• **EXTRACTED ENTRIES**:
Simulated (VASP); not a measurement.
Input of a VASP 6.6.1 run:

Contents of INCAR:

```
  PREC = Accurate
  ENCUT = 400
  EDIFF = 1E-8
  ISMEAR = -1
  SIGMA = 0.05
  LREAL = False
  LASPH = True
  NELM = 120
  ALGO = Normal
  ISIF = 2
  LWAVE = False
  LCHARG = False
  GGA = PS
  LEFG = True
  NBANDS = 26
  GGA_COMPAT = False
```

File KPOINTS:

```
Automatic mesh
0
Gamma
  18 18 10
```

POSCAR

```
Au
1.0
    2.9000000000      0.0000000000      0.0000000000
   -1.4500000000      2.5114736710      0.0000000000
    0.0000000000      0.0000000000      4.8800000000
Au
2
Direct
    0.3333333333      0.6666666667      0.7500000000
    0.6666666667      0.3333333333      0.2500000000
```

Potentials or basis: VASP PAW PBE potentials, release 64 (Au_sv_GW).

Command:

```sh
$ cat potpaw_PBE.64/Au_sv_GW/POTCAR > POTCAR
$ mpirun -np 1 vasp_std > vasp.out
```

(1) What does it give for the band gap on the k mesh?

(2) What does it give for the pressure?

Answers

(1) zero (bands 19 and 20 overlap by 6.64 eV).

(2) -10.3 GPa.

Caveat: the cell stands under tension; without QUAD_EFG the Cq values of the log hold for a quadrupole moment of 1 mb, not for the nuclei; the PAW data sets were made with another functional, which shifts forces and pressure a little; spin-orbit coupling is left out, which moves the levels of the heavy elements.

• **BRIEF**: Transcribe all the material, keeping each word as it is.

• **TASK SOLUTION**:
Simulated (VASP); not a measurement.
Input of a VASP 6.6.1 run:

Contents of INCAR:

```
  PREC = Accurate
  ENCUT = 400
  EDIFF = 1E-8
  ISMEAR = -1
  SIGMA = 0.05
  LREAL = False
  LASPH = True
  NELM = 120
  ALGO = Normal
  ISIF = 2
  LWAVE = False
  LCHARG = False
  GGA = PS
  LEFG = True
  NBANDS = 26
  GGA_COMPAT = False
```

File KPOINTS:

```
Automatic mesh
0
Gamma
  18 18 10
```

POSCAR

```
Au
1.0
    2.9000000000      0.0000000000      0.0000000000
   -1.4500000000      2.5114736710      0.0000000000
    0.0000000000      0.0000000000      4.8800000000
Au
2
Direct
    0.3333333333      0.6666666667      0.7500000000
    0.6666666667      0.3333333333      0.2500000000
```

Potentials or basis: VASP PAW PBE potentials, release 64 (Au_sv_GW).

Command:

```sh
$ cat potpaw_PBE.64/Au_sv_GW/POTCAR > POTCAR
$ mpirun -np 1 vasp_std > vasp.out
```

(1) What does it give for the band gap on the k mesh?

(2) What does it give for the pressure?

Answers

(1) zero (bands 19 and 20 overlap by 6.64 eV).

(2) -10.3 GPa.

Caveat: the cell stands under tension; without QUAD_EFG the Cq values of the log hold for a quadrupole moment of 1 mb, not for the nuclei; the PAW data sets were made with another functional, which shifts forces and pressure a little; spin-orbit coupling is left out, which moves the levels of the heavy elements.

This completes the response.